____ Data excerpts

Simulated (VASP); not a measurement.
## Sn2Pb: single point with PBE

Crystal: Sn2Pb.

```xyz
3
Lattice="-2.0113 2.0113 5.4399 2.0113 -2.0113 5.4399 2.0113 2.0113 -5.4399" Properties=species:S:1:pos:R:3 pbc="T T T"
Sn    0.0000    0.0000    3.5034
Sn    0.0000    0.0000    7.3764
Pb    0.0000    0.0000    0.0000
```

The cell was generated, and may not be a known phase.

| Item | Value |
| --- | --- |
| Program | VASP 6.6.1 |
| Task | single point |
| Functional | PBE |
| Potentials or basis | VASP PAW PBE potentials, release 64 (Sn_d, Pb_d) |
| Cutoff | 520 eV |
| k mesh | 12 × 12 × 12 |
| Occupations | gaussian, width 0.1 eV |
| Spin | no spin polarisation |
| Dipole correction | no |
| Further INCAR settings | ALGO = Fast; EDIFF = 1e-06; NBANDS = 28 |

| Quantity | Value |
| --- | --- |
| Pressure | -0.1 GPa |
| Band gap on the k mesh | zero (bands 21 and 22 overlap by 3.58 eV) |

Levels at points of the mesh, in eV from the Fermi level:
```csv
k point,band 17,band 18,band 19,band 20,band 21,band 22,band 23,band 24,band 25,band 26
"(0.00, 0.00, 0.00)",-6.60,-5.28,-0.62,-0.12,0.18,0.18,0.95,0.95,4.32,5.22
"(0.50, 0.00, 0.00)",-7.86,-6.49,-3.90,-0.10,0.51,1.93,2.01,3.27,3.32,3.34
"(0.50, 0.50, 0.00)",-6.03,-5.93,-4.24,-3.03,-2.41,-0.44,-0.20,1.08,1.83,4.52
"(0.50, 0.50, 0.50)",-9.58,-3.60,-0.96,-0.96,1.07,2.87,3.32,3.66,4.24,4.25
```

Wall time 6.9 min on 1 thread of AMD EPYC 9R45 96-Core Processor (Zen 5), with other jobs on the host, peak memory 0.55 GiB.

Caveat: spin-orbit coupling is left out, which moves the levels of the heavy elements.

________

Work request: Begin at the first line of the records above and quote every line verbatim through the one that contains "Wall time 6.9".

Result:
Simulated (VASP); not a measurement.
## Sn2Pb: single point with PBE

Crystal: Sn2Pb.

```xyz
3
Lattice="-2.0113 2.0113 5.4399 2.0113 -2.0113 5.4399 2.0113 2.0113 -5.4399" Properties=species:S:1:pos:R:3 pbc="T T T"
Sn    0.0000    0.0000    3.5034
Sn    0.0000    0.0000    7.3764
Pb    0.0000    0.0000    0.0000
```

The cell was generated, and may not be a known phase.

| Item | Value |
| --- | --- |
| Program | VASP 6.6.1 |
| Task | single point |
| Functional | PBE |
| Potentials or basis | VASP PAW PBE potentials, release 64 (Sn_d, Pb_d) |
| Cutoff | 520 eV |
| k mesh | 12 × 12 × 12 |
| Occupations | gaussian, width 0.1 eV |
| Spin | no spin polarisation |
| Dipole correction | no |
| Further INCAR settings | ALGO = Fast; EDIFF = 1e-06; NBANDS = 28 |

| Quantity | Value |
| --- | --- |
| Pressure | -0.1 GPa |
| Band gap on the k mesh | zero (bands 21 and 22 overlap by 3.58 eV) |

Levels at points of the mesh, in eV from the Fermi level:
```csv
k point,band 17,band 18,band 19,band 20,band 21,band 22,band 23,band 24,band 25,band 26
"(0.00, 0.00, 0.00)",-6.60,-5.28,-0.62,-0.12,0.18,0.18,0.95,0.95,4.32,5.22
"(0.50, 0.00, 0.00)",-7.86,-6.49,-3.90,-0.10,0.51,1.93,2.01,3.27,3.32,3.34
"(0.50, 0.50, 0.00)",-6.03,-5.93,-4.24,-3.03,-2.41,-0.44,-0.20,1.08,1.83,4.52
"(0.50, 0.50, 0.50)",-9.58,-3.60,-0.96,-0.96,1.07,2.87,3.32,3.66,4.24,4.25
```

Wall time 6.9 min on 1 thread of AMD EPYC 9R45 96-Core Processor (Zen 5), with other jobs on the host, peak memory 0.55 GiB.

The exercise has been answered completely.